++++++++

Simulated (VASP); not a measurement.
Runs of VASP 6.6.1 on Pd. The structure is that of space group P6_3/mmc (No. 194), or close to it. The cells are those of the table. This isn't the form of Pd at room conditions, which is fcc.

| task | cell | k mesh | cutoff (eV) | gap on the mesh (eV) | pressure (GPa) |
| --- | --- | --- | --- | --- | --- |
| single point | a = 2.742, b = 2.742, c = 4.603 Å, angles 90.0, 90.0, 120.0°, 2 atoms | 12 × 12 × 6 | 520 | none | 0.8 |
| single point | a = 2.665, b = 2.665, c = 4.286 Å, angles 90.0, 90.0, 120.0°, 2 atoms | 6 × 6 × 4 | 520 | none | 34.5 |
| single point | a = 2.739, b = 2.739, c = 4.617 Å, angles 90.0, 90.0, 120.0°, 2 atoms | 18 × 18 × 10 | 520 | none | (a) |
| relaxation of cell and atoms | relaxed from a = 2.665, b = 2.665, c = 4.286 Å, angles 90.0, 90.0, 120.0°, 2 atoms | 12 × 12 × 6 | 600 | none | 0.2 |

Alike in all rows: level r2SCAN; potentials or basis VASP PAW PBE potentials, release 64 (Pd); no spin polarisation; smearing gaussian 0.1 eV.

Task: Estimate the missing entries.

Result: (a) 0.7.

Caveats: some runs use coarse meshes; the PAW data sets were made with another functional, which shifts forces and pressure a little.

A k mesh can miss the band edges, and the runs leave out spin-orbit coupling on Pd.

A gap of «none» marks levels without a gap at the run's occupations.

++++++++

TASK ITEM: In the listing above, transcribe exactly everything from the line containing "none | 0.8 |" down to the line containing "A k mesh can", including both and nothing more.

WRITTEN SOLUTION:
| single point | a = 2.742, b = 2.742, c = 4.603 Å, angles 90.0, 90.0, 120.0°, 2 atoms | 12 × 12 × 6 | 520 | none | 0.8 |
| single point | a = 2.665, b = 2.665, c = 4.286 Å, angles 90.0, 90.0, 120.0°, 2 atoms | 6 × 6 × 4 | 520 | none | 34.5 |
| single point | a = 2.739, b = 2.739, c = 4.617 Å, angles 90.0, 90.0, 120.0°, 2 atoms | 18 × 18 × 10 | 520 | none | (a) |
| relaxation of cell and atoms | relaxed from a = 2.665, b = 2.665, c = 4.286 Å, angles 90.0, 90.0, 120.0°, 2 atoms | 12 × 12 × 6 | 600 | none | 0.2 |

Alike in all rows: level r2SCAN; potentials or basis VASP PAW PBE potentials, release 64 (Pd); no spin polarisation; smearing gaussian 0.1 eV.

Task: Estimate the missing entries.

Result: (a) 0.7.

Caveats: some runs use coarse meshes; the PAW data sets were made with another functional, which shifts forces and pressure a little.

A k mesh can miss the band edges, and the runs leave out spin-orbit coupling on Pd.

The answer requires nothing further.